[ACTIVITY]
Retype every entry below without any change.

[EXTRACTED ENTRIES]
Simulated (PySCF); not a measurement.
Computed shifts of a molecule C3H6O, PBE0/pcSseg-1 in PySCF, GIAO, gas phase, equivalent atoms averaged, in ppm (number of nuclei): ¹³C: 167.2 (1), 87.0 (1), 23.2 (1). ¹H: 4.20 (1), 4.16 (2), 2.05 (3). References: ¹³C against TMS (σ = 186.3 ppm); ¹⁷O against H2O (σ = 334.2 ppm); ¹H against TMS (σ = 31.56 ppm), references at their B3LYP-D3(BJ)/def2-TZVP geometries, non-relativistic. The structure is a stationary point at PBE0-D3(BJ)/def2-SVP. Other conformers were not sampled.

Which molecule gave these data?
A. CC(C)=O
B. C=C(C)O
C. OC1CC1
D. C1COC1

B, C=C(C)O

[TASK SOLUTION]
Simulated (PySCF); not a measurement.
Computed shifts of a molecule C3H6O, PBE0/pcSseg-1 in PySCF, GIAO, gas phase, equivalent atoms averaged, in ppm (number of nuclei): ¹³C: 167.2 (1), 87.0 (1), 23.2 (1). ¹H: 4.20 (1), 4.16 (2), 2.05 (3). References: ¹³C against TMS (σ = 186.3 ppm); ¹⁷O against H2O (σ = 334.2 ppm); ¹H against TMS (σ = 31.56 ppm), references at their B3LYP-D3(BJ)/def2-TZVP geometries, non-relativistic. The structure is a stationary point at PBE0-D3(BJ)/def2-SVP. Other conformers were not sampled.

Which molecule gave these data?
A. CC(C)=O
B. C=C(C)O
C. OC1CC1
D. C1COC1

B, C=C(C)O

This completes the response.